Required action -
Output the whole listing again, exactly as it reads.

Segment Start: Data listing

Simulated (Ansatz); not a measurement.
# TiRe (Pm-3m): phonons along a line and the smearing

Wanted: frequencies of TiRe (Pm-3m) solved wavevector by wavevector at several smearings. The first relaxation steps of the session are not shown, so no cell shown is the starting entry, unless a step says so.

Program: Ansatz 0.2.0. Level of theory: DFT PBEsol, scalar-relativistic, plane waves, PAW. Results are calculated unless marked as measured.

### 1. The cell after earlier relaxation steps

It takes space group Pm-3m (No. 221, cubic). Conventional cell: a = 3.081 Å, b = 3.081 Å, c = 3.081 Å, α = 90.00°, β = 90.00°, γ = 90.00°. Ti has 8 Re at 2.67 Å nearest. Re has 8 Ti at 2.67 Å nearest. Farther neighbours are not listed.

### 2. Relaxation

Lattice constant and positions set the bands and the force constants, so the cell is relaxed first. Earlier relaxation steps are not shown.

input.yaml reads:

Segment End: Data listing

Task answer -
Simulated (Ansatz); not a measurement.
# TiRe (Pm-3m): phonons along a line and the smearing

Wanted: frequencies of TiRe (Pm-3m) solved wavevector by wavevector at several smearings. The first relaxation steps of the session are not shown, so no cell shown is the starting entry, unless a step says so.

Program: Ansatz 0.2.0. Level of theory: DFT PBEsol, scalar-relativistic, plane waves, PAW. Results are calculated unless marked as measured.

### 1. The cell after earlier relaxation steps

It takes space group Pm-3m (No. 221, cubic). Conventional cell: a = 3.081 Å, b = 3.081 Å, c = 3.081 Å, α = 90.00°, β = 90.00°, γ = 90.00°. Ti has 8 Re at 2.67 Å nearest. Re has 8 Ti at 2.67 Å nearest. Farther neighbours are not listed.

### 2. Relaxation

Lattice constant and positions set the bands and the force constants, so the cell is relaxed first. Earlier relaxation steps are not shown.

input.yaml reads:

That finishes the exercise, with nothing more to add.